MATERIAL PROVIDED
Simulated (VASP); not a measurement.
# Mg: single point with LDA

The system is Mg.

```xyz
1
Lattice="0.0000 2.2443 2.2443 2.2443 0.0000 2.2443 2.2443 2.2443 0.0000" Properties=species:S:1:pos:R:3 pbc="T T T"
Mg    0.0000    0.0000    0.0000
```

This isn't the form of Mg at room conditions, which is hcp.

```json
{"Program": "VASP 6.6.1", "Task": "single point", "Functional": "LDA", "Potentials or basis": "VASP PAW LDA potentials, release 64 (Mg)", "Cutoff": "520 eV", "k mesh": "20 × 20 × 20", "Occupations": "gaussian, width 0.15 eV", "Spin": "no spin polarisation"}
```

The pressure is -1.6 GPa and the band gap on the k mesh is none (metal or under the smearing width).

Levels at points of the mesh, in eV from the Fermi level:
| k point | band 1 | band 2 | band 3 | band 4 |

ASSIGNMENT
Retype all of the material above. Do not alter a single word.

RESPONSE AREA
Simulated (VASP); not a measurement.
# Mg: single point with LDA

The system is Mg.

```xyz
1
Lattice="0.0000 2.2443 2.2443 2.2443 0.0000 2.2443 2.2443 2.2443 0.0000" Properties=species:S:1:pos:R:3 pbc="T T T"
Mg    0.0000    0.0000    0.0000
```

This isn't the form of Mg at room conditions, which is hcp.

```json
{"Program": "VASP 6.6.1", "Task": "single point", "Functional": "LDA", "Potentials or basis": "VASP PAW LDA potentials, release 64 (Mg)", "Cutoff": "520 eV", "k mesh": "20 × 20 × 20", "Occupations": "gaussian, width 0.15 eV", "Spin": "no spin polarisation"}
```

The pressure is -1.6 GPa and the band gap on the k mesh is none (metal or under the smearing width).

Levels at points of the mesh, in eV from the Fermi level:
| k point | band 1 | band 2 | band 3 | band 4 |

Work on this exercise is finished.